#### EXTRACTED INFORMATION
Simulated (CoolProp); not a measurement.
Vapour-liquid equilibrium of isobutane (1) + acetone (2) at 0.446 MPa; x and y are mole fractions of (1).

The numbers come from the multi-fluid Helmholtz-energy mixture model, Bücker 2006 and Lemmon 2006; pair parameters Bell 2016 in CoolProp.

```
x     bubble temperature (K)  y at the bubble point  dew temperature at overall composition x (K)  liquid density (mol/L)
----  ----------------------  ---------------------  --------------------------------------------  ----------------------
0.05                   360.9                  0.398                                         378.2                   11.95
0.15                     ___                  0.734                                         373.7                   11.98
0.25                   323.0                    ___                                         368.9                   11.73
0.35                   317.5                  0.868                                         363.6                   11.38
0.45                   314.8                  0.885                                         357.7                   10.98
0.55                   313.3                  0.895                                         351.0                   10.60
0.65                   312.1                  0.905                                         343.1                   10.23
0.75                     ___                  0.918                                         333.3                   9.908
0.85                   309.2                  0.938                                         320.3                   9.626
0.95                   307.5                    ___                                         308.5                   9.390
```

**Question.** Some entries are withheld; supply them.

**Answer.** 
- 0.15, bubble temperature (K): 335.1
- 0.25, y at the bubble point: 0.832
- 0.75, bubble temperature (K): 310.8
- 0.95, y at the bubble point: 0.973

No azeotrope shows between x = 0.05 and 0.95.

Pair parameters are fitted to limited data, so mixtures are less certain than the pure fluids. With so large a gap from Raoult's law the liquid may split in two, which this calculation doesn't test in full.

#### EXERCISE
Exactly those lines that run from the start of the listing to the line containing "No azeotrope shows between x = 0.05 and 0.95." should be output, and no others.

#### TASK SOLUTION
Simulated (CoolProp); not a measurement.
Vapour-liquid equilibrium of isobutane (1) + acetone (2) at 0.446 MPa; x and y are mole fractions of (1).

The numbers come from the multi-fluid Helmholtz-energy mixture model, Bücker 2006 and Lemmon 2006; pair parameters Bell 2016 in CoolProp.

```
x     bubble temperature (K)  y at the bubble point  dew temperature at overall composition x (K)  liquid density (mol/L)
----  ----------------------  ---------------------  --------------------------------------------  ----------------------
0.05                   360.9                  0.398                                         378.2                   11.95
0.15                     ___                  0.734                                         373.7                   11.98
0.25                   323.0                    ___                                         368.9                   11.73
0.35                   317.5                  0.868                                         363.6                   11.38
0.45                   314.8                  0.885                                         357.7                   10.98
0.55                   313.3                  0.895                                         351.0                   10.60
0.65                   312.1                  0.905                                         343.1                   10.23
0.75                     ___                  0.918                                         333.3                   9.908
0.85                   309.2                  0.938                                         320.3                   9.626
0.95                   307.5                    ___                                         308.5                   9.390
```

**Question.** Some entries are withheld; supply them.

**Answer.** 
- 0.15, bubble temperature (K): 335.1
- 0.25, y at the bubble point: 0.832
- 0.75, bubble temperature (K): 310.8
- 0.95, y at the bubble point: 0.973

No azeotrope shows between x = 0.05 and 0.95.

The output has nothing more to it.